[EXTRACTED MATERIAL]
◇ ◇ ◇ ◇
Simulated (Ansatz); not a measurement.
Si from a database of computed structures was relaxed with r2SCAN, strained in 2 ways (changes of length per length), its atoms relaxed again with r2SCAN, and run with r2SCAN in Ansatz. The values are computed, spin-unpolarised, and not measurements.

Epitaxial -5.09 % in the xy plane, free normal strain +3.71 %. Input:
◇ ◇ ◇ ◇

Please transcribe each entry exactly, keeping every word as it is.

Simulated (Ansatz); not a measurement.
Si from a database of computed structures was relaxed with r2SCAN, strained in 2 ways (changes of length per length), its atoms relaxed again with r2SCAN, and run with r2SCAN in Ansatz. The values are computed, spin-unpolarised, and not measurements.

Epitaxial -5.09 % in the xy plane, free normal strain +3.71 %. Input:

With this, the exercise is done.